◇ ◇ ◇ ◇

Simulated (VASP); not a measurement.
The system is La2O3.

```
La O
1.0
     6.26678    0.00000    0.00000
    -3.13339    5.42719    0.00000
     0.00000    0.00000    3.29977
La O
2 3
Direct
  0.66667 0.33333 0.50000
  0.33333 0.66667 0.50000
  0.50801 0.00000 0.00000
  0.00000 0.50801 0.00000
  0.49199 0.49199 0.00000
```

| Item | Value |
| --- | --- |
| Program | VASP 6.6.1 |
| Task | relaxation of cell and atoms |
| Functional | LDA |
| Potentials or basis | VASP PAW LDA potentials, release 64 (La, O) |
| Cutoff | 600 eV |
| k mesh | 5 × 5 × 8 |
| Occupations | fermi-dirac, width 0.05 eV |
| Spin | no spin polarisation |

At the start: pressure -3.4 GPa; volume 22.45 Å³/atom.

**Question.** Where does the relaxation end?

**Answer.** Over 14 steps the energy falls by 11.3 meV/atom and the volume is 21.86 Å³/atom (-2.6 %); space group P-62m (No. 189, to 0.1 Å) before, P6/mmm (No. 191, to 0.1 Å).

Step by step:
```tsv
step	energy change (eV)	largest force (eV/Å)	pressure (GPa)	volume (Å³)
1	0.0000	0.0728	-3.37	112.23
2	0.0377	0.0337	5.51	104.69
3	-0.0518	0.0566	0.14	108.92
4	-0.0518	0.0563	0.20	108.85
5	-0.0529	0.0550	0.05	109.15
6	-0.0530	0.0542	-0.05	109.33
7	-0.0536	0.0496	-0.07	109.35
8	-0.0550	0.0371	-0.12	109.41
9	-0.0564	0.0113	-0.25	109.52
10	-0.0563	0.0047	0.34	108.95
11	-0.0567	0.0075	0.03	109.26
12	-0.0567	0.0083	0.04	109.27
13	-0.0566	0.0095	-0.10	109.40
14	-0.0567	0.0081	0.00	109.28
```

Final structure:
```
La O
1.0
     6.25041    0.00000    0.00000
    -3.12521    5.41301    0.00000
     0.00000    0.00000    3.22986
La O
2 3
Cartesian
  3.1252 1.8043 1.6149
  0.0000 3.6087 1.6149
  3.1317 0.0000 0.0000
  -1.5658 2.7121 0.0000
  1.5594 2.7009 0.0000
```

◇ ◇ ◇ ◇

Exercise:
Write out exactly, please, the lines beginning at the start of the material and ending with the line that holds "Cutoff | 600 eV |", both included.

Written response:
Simulated (VASP); not a measurement.
The system is La2O3.

```
La O
1.0
     6.26678    0.00000    0.00000
    -3.13339    5.42719    0.00000
     0.00000    0.00000    3.29977
La O
2 3
Direct
  0.66667 0.33333 0.50000
  0.33333 0.66667 0.50000
  0.50801 0.00000 0.00000
  0.00000 0.50801 0.00000
  0.49199 0.49199 0.00000
```

| Item | Value |
| --- | --- |
| Program | VASP 6.6.1 |
| Task | relaxation of cell and atoms |
| Functional | LDA |
| Potentials or basis | VASP PAW LDA potentials, release 64 (La, O) |
| Cutoff | 600 eV |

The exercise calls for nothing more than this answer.